START DATASET RECORDS

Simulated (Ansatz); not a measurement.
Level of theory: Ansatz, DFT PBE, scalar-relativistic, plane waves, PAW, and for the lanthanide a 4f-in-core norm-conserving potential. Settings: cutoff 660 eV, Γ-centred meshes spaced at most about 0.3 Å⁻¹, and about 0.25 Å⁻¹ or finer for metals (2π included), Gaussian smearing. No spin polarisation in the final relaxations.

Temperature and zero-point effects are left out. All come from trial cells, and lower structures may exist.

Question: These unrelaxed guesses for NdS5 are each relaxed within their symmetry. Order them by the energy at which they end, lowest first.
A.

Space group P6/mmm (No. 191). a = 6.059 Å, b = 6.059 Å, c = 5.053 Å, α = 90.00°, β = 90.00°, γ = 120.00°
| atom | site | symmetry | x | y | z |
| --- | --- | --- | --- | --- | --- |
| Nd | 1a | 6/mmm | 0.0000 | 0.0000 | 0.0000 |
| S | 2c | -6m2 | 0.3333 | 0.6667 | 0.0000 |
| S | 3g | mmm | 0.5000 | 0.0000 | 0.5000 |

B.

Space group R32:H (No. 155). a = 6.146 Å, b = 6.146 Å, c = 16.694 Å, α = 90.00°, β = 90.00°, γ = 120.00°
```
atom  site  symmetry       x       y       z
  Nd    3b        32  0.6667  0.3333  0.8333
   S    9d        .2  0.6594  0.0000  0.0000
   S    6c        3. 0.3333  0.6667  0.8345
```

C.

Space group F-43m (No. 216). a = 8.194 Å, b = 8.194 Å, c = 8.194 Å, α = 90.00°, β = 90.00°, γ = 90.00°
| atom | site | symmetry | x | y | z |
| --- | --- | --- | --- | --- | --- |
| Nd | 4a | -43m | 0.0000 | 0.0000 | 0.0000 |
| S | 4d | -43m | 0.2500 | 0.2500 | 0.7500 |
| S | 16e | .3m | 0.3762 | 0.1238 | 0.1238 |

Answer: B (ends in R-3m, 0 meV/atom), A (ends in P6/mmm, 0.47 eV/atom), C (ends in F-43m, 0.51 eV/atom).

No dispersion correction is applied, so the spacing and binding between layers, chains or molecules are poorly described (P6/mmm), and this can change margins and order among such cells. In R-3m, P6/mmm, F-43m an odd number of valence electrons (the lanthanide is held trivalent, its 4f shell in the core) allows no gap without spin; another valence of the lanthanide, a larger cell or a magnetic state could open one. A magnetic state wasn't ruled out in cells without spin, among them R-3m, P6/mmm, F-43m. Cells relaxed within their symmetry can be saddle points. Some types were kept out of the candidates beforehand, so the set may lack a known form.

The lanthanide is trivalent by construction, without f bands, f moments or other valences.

END DATASET RECORDS

→ **WORK INSTRUCTION**
Please copy, exactly as written, every line in the listing above from the line with "Level of theory: Ansatz, DFT" up to and including the line with "Temperature and zero-point".

→ **EXERCISE OUTPUT**
Level of theory: Ansatz, DFT PBE, scalar-relativistic, plane waves, PAW, and for the lanthanide a 4f-in-core norm-conserving potential. Settings: cutoff 660 eV, Γ-centred meshes spaced at most about 0.3 Å⁻¹, and about 0.25 Å⁻¹ or finer for metals (2π included), Gaussian smearing. No spin polarisation in the final relaxations.

Temperature and zero-point effects are left out. All come from trial cells, and lower structures may exist.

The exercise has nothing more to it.